→ Brief: The entries are to be output once more, word for word.

→ Information:
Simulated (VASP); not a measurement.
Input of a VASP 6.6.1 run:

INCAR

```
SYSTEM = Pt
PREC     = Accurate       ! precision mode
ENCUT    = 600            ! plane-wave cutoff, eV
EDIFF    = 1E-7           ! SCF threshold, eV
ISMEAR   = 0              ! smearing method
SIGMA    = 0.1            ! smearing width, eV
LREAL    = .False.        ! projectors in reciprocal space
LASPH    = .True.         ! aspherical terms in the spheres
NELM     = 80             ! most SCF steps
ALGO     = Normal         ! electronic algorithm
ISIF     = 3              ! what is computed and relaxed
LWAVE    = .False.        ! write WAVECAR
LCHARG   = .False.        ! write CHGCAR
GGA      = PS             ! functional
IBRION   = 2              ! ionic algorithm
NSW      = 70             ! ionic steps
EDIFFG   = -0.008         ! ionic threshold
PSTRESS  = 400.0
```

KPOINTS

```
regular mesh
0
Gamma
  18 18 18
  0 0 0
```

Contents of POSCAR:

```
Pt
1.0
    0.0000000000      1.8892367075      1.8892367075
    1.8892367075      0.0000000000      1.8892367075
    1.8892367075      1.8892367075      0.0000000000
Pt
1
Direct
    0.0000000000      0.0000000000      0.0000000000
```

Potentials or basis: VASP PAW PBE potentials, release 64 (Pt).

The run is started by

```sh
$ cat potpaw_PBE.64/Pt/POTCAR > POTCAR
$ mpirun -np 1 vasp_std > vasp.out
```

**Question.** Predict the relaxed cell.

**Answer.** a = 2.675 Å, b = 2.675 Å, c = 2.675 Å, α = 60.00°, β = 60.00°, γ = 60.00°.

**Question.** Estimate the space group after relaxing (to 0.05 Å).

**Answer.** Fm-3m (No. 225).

→ Task answer:
Simulated (VASP); not a measurement.
Input of a VASP 6.6.1 run:

INCAR

```
SYSTEM = Pt
PREC     = Accurate       ! precision mode
ENCUT    = 600            ! plane-wave cutoff, eV
EDIFF    = 1E-7           ! SCF threshold, eV
ISMEAR   = 0              ! smearing method
SIGMA    = 0.1            ! smearing width, eV
LREAL    = .False.        ! projectors in reciprocal space
LASPH    = .True.         ! aspherical terms in the spheres
NELM     = 80             ! most SCF steps
ALGO     = Normal         ! electronic algorithm
ISIF     = 3              ! what is computed and relaxed
LWAVE    = .False.        ! write WAVECAR
LCHARG   = .False.        ! write CHGCAR
GGA      = PS             ! functional
IBRION   = 2              ! ionic algorithm
NSW      = 70             ! ionic steps
EDIFFG   = -0.008         ! ionic threshold
PSTRESS  = 400.0
```

KPOINTS

```
regular mesh
0
Gamma
  18 18 18
  0 0 0
```

Contents of POSCAR:

```
Pt
1.0
    0.0000000000      1.8892367075      1.8892367075
    1.8892367075      0.0000000000      1.8892367075
    1.8892367075      1.8892367075      0.0000000000
Pt
1
Direct
    0.0000000000      0.0000000000      0.0000000000
```

Potentials or basis: VASP PAW PBE potentials, release 64 (Pt).

The run is started by

```sh
$ cat potpaw_PBE.64/Pt/POTCAR > POTCAR
$ mpirun -np 1 vasp_std > vasp.out
```

**Question.** Predict the relaxed cell.

**Answer.** a = 2.675 Å, b = 2.675 Å, c = 2.675 Å, α = 60.00°, β = 60.00°, γ = 60.00°.

**Question.** Estimate the space group after relaxing (to 0.05 Å).

**Answer.** Fm-3m (No. 225).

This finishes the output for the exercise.